--- LISTED ENTRIES Enclosed Below ---
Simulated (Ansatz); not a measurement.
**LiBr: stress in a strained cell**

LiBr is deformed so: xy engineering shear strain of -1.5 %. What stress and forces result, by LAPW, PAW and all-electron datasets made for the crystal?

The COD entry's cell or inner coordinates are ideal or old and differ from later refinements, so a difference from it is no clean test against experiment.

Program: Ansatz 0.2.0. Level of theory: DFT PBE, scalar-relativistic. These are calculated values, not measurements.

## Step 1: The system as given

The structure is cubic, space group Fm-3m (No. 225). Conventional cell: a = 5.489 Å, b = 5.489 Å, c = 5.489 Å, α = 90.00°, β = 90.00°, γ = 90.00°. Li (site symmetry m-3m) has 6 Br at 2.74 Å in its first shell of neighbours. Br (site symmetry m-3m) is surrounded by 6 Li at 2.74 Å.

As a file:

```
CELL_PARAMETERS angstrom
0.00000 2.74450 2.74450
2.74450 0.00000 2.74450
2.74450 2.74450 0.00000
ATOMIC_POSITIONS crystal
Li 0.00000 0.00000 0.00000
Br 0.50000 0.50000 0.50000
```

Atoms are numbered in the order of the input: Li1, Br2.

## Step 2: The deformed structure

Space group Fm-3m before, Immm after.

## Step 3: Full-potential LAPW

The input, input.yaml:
--- End of Enclosed LISTED ENTRIES ---

• **WORK REQUEST**
From the entries above, give again exactly the lines running from the line with "The COD entry's" to the line with "## Step 1: The system as given"; include both of those lines.

• **EXERCISE ANSWER**
The COD entry's cell or inner coordinates are ideal or old and differ from later refinements, so a difference from it is no clean test against experiment.

Program: Ansatz 0.2.0. Level of theory: DFT PBE, scalar-relativistic. These are calculated values, not measurements.

## Step 1: The system as given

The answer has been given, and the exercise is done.